▸ **EXERCISE**
Take the listing and give it again exactly, from its first line to its last line.

▸ **DATA EXTRACTS**
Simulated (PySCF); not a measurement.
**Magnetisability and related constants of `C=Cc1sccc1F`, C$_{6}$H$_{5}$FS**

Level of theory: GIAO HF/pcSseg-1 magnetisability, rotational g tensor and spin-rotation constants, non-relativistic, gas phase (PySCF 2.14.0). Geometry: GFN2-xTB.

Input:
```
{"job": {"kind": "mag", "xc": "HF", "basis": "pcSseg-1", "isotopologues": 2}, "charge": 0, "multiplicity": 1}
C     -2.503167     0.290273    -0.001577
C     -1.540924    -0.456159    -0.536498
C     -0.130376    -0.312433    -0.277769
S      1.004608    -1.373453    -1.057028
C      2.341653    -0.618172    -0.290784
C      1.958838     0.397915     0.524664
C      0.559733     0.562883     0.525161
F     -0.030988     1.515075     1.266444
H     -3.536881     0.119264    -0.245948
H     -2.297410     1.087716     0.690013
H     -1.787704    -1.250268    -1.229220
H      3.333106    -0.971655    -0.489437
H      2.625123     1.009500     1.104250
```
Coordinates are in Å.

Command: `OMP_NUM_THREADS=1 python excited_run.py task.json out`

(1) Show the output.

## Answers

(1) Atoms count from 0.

▸ **EXERCISE RESULT**
Simulated (PySCF); not a measurement.
**Magnetisability and related constants of `C=Cc1sccc1F`, C$_{6}$H$_{5}$FS**

Level of theory: GIAO HF/pcSseg-1 magnetisability, rotational g tensor and spin-rotation constants, non-relativistic, gas phase (PySCF 2.14.0). Geometry: GFN2-xTB.

Input:
```
{"job": {"kind": "mag", "xc": "HF", "basis": "pcSseg-1", "isotopologues": 2}, "charge": 0, "multiplicity": 1}
C     -2.503167     0.290273    -0.001577
C     -1.540924    -0.456159    -0.536498
C     -0.130376    -0.312433    -0.277769
S      1.004608    -1.373453    -1.057028
C      2.341653    -0.618172    -0.290784
C      1.958838     0.397915     0.524664
C      0.559733     0.562883     0.525161
F     -0.030988     1.515075     1.266444
H     -3.536881     0.119264    -0.245948
H     -2.297410     1.087716     0.690013
H     -1.787704    -1.250268    -1.229220
H      3.333106    -0.971655    -0.489437
H      2.625123     1.009500     1.104250
```
Coordinates are in Å.

Command: `OMP_NUM_THREADS=1 python excited_run.py task.json out`

(1) Show the output.

## Answers

(1) Atoms count from 0.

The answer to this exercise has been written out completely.